__REQUIRED ACTION__.
An identical copy of all the records is what the answer must contain.

__PROVIDED INFORMATION__.
#####
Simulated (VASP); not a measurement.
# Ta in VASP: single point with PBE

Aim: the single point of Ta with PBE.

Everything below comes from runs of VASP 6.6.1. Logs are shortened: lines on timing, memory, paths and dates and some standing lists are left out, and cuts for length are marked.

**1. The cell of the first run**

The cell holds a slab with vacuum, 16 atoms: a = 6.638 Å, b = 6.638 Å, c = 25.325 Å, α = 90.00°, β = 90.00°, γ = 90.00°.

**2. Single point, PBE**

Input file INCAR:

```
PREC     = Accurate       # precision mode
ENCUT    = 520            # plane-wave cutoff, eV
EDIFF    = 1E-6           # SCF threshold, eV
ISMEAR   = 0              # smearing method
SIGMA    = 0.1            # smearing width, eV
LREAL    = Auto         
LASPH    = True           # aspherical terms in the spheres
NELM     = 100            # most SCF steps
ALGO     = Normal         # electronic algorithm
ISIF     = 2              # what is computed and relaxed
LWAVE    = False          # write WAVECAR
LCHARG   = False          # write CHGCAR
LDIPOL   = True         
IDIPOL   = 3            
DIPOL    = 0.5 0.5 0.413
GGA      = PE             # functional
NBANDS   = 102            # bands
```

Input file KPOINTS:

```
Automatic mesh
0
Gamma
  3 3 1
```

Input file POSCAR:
#####

__YOUR SOLUTION__.
Simulated (VASP); not a measurement.
# Ta in VASP: single point with PBE

Aim: the single point of Ta with PBE.

Everything below comes from runs of VASP 6.6.1. Logs are shortened: lines on timing, memory, paths and dates and some standing lists are left out, and cuts for length are marked.

**1. The cell of the first run**

The cell holds a slab with vacuum, 16 atoms: a = 6.638 Å, b = 6.638 Å, c = 25.325 Å, α = 90.00°, β = 90.00°, γ = 90.00°.

**2. Single point, PBE**

Input file INCAR:

```
PREC     = Accurate       # precision mode
ENCUT    = 520            # plane-wave cutoff, eV
EDIFF    = 1E-6           # SCF threshold, eV
ISMEAR   = 0              # smearing method
SIGMA    = 0.1            # smearing width, eV
LREAL    = Auto         
LASPH    = True           # aspherical terms in the spheres
NELM     = 100            # most SCF steps
ALGO     = Normal         # electronic algorithm
ISIF     = 2              # what is computed and relaxed
LWAVE    = False          # write WAVECAR
LCHARG   = False          # write CHGCAR
LDIPOL   = True         
IDIPOL   = 3            
DIPOL    = 0.5 0.5 0.413
GGA      = PE             # functional
NBANDS   = 102            # bands
```

Input file KPOINTS:

```
Automatic mesh
0
Gamma
  3 3 1
```

Input file POSCAR:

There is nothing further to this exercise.